**DATA SHOWN**:
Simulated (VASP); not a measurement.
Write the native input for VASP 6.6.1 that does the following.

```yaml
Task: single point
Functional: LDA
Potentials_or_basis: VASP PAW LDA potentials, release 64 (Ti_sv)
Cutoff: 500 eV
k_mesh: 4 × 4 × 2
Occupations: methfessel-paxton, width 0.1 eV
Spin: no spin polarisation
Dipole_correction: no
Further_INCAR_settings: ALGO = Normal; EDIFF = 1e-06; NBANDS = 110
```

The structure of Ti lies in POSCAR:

**ASSIGNMENT**: Without leaving anything out, quote all the data.

**ANSWER SECTION**:
Simulated (VASP); not a measurement.
Write the native input for VASP 6.6.1 that does the following.

```yaml
Task: single point
Functional: LDA
Potentials_or_basis: VASP PAW LDA potentials, release 64 (Ti_sv)
Cutoff: 500 eV
k_mesh: 4 × 4 × 2
Occupations: methfessel-paxton, width 0.1 eV
Spin: no spin polarisation
Dipole_correction: no
Further_INCAR_settings: ALGO = Normal; EDIFF = 1e-06; NBANDS = 110
```

The structure of Ti lies in POSCAR:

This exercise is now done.